▬▬▬▬▬▬

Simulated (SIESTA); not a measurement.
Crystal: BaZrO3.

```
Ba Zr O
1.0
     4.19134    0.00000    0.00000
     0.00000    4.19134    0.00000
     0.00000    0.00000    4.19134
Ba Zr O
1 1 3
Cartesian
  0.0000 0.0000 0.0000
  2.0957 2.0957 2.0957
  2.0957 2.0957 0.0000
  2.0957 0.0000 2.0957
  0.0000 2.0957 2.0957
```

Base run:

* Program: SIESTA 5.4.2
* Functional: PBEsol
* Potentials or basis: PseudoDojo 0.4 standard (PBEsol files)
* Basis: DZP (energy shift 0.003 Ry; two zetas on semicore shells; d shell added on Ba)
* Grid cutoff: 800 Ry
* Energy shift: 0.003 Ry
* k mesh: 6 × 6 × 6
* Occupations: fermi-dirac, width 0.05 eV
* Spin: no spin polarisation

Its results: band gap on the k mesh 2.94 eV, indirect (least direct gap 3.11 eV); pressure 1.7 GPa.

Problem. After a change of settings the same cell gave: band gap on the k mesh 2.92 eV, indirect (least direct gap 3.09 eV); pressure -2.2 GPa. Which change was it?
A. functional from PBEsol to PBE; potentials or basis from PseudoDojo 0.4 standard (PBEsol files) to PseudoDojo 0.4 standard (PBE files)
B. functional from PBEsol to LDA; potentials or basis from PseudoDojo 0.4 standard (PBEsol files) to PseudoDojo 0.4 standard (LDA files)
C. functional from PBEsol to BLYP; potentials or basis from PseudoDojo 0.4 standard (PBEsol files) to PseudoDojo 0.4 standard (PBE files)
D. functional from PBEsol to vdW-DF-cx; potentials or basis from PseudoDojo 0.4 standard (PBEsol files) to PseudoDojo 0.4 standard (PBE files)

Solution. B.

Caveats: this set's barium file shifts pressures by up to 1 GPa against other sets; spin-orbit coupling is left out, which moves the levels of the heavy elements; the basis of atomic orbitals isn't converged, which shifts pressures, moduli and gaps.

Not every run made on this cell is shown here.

▬▬▬▬▬▬

WORK REQUEST >> Beginning at the first line of the data above, retype each line until you reach the line containing "width 0.05 eV", and include that one too. Add nothing else.

TASK RESPONSE >>
Simulated (SIESTA); not a measurement.
Crystal: BaZrO3.

```
Ba Zr O
1.0
     4.19134    0.00000    0.00000
     0.00000    4.19134    0.00000
     0.00000    0.00000    4.19134
Ba Zr O
1 1 3
Cartesian
  0.0000 0.0000 0.0000
  2.0957 2.0957 2.0957
  2.0957 2.0957 0.0000
  2.0957 0.0000 2.0957
  0.0000 2.0957 2.0957
```

Base run:

* Program: SIESTA 5.4.2
* Functional: PBEsol
* Potentials or basis: PseudoDojo 0.4 standard (PBEsol files)
* Basis: DZP (energy shift 0.003 Ry; two zetas on semicore shells; d shell added on Ba)
* Grid cutoff: 800 Ry
* Energy shift: 0.003 Ry
* k mesh: 6 × 6 × 6
* Occupations: fermi-dirac, width 0.05 eV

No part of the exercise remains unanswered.